Record excerpts.
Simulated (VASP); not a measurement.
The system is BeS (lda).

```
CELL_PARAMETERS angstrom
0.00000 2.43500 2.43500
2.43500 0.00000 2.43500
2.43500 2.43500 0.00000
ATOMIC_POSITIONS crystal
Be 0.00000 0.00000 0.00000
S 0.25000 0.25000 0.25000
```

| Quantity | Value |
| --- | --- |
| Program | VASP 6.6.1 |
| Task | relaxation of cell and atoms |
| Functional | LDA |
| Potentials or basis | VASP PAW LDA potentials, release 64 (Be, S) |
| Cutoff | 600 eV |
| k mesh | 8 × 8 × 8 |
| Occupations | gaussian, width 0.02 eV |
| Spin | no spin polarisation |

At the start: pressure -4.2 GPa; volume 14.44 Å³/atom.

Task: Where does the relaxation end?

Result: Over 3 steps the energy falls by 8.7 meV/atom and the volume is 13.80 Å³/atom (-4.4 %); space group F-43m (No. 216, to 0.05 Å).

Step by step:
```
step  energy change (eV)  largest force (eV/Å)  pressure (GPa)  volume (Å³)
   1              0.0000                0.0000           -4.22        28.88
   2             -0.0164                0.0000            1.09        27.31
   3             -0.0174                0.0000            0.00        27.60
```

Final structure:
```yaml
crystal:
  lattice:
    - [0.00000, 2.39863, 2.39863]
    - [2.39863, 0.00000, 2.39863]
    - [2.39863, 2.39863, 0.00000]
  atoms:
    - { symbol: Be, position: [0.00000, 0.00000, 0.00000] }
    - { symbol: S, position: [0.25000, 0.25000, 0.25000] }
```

Exercise. Could you restate, word for word, the lines above from the one with "Quantity | Value |" to the one with "spin polarisation |", both included?

Written reply.
| Quantity | Value |
| --- | --- |
| Program | VASP 6.6.1 |
| Task | relaxation of cell and atoms |
| Functional | LDA |
| Potentials or basis | VASP PAW LDA potentials, release 64 (Be, S) |
| Cutoff | 600 eV |
| k mesh | 8 × 8 × 8 |
| Occupations | gaussian, width 0.02 eV |
| Spin | no spin polarisation |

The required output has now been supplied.